_WORK ORDER_: In the entries below, find the line with "- J: B3LYP/pcJ-1" and the line with "Task: Where does ¹⁹F resonate?". Return those two lines and all lines between them, exactly.

*** Block opens ***

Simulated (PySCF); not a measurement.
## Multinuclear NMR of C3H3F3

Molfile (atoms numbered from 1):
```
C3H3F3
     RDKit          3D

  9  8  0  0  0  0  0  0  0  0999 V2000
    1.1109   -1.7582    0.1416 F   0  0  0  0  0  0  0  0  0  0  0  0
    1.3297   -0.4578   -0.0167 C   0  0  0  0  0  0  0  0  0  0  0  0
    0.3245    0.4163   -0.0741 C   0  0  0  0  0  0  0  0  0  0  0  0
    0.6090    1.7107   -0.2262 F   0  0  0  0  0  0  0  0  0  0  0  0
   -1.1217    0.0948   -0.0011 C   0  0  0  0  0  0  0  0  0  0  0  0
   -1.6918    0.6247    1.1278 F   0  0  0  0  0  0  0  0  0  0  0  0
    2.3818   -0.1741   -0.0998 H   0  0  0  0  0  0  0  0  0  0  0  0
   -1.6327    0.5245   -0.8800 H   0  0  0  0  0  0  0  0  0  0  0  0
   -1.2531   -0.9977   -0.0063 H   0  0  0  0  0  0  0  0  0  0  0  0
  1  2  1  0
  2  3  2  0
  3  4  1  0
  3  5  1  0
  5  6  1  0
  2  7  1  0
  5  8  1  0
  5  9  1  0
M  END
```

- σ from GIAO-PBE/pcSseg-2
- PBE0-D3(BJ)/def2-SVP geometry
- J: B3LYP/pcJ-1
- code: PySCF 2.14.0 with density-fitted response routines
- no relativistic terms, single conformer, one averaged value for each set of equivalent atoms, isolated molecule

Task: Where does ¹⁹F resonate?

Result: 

*** Block closes ***

_TASK OUTPUT_:
- J: B3LYP/pcJ-1
- code: PySCF 2.14.0 with density-fitted response routines
- no relativistic terms, single conformer, one averaged value for each set of equivalent atoms, isolated molecule

Task: Where does ¹⁹F resonate?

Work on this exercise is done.